- Work instruction: All lines from the start of the listing below through the line containing "- total alkalinity: -68.0 meq/kg" are to be written out again exactly, and no others.

◇ ◇ ◇ ◇

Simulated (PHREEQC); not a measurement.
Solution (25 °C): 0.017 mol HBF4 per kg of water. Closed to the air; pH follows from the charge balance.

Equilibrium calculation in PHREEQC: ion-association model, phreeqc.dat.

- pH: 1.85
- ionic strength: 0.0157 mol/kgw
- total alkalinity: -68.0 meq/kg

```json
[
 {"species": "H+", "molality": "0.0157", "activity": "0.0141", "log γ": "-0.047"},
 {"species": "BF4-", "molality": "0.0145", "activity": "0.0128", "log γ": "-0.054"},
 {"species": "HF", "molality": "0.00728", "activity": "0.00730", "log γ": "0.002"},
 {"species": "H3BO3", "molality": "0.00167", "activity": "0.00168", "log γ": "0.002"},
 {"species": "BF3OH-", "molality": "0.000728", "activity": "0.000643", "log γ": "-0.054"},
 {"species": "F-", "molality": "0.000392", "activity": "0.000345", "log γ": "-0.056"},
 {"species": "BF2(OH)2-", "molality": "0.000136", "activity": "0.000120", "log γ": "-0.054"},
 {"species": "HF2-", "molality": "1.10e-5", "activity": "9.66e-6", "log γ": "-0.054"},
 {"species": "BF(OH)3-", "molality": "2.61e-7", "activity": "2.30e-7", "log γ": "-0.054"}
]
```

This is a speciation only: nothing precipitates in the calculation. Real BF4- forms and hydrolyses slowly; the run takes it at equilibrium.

◇ ◇ ◇ ◇

- Result:
Simulated (PHREEQC); not a measurement.
Solution (25 °C): 0.017 mol HBF4 per kg of water. Closed to the air; pH follows from the charge balance.

Equilibrium calculation in PHREEQC: ion-association model, phreeqc.dat.

- pH: 1.85
- ionic strength: 0.0157 mol/kgw
- total alkalinity: -68.0 meq/kg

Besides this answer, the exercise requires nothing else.